Work task »
Set down exactly the lines of the records from the top to the line containing "Run time: 4.3"; include both.

Data to examine »
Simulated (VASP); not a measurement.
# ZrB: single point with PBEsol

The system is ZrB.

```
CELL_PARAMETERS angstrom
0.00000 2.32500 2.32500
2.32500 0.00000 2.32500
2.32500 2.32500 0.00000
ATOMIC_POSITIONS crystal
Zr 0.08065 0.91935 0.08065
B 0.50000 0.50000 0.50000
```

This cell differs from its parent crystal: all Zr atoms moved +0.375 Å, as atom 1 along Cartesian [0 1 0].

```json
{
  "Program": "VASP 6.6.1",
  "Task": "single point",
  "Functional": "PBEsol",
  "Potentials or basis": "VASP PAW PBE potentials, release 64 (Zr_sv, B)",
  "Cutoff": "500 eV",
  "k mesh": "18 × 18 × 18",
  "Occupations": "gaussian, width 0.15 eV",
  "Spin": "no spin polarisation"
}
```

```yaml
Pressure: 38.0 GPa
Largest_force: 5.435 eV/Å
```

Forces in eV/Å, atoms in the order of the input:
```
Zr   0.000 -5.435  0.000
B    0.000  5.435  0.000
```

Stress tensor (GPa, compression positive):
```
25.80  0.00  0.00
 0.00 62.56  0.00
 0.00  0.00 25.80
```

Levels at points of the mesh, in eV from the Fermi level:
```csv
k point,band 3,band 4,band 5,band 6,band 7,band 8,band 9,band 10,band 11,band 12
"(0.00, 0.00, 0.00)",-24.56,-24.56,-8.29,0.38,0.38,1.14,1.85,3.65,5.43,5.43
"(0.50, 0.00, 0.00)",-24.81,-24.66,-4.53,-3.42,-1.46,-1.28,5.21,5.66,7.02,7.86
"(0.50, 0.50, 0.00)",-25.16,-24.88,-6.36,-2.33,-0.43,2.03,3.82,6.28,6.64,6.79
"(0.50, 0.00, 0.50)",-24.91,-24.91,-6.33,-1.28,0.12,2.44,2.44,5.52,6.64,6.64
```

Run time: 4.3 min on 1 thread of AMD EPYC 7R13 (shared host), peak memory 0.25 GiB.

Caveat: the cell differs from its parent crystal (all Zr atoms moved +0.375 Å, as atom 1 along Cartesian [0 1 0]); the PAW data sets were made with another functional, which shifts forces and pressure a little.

Reply »
Simulated (VASP); not a measurement.
# ZrB: single point with PBEsol

The system is ZrB.

```
CELL_PARAMETERS angstrom
0.00000 2.32500 2.32500
2.32500 0.00000 2.32500
2.32500 2.32500 0.00000
ATOMIC_POSITIONS crystal
Zr 0.08065 0.91935 0.08065
B 0.50000 0.50000 0.50000
```

This cell differs from its parent crystal: all Zr atoms moved +0.375 Å, as atom 1 along Cartesian [0 1 0].

```json
{
  "Program": "VASP 6.6.1",
  "Task": "single point",
  "Functional": "PBEsol",
  "Potentials or basis": "VASP PAW PBE potentials, release 64 (Zr_sv, B)",
  "Cutoff": "500 eV",
  "k mesh": "18 × 18 × 18",
  "Occupations": "gaussian, width 0.15 eV",
  "Spin": "no spin polarisation"
}
```

```yaml
Pressure: 38.0 GPa
Largest_force: 5.435 eV/Å
```

Forces in eV/Å, atoms in the order of the input:
```
Zr   0.000 -5.435  0.000
B    0.000  5.435  0.000
```

Stress tensor (GPa, compression positive):
```
25.80  0.00  0.00
 0.00 62.56  0.00
 0.00  0.00 25.80
```

Levels at points of the mesh, in eV from the Fermi level:
```csv
k point,band 3,band 4,band 5,band 6,band 7,band 8,band 9,band 10,band 11,band 12
"(0.00, 0.00, 0.00)",-24.56,-24.56,-8.29,0.38,0.38,1.14,1.85,3.65,5.43,5.43
"(0.50, 0.00, 0.00)",-24.81,-24.66,-4.53,-3.42,-1.46,-1.28,5.21,5.66,7.02,7.86
"(0.50, 0.50, 0.00)",-25.16,-24.88,-6.36,-2.33,-0.43,2.03,3.82,6.28,6.64,6.79
"(0.50, 0.00, 0.50)",-24.91,-24.91,-6.33,-1.28,0.12,2.44,2.44,5.52,6.64,6.64
```

Run time: 4.3 min on 1 thread of AMD EPYC 7R13 (shared host), peak memory 0.25 GiB.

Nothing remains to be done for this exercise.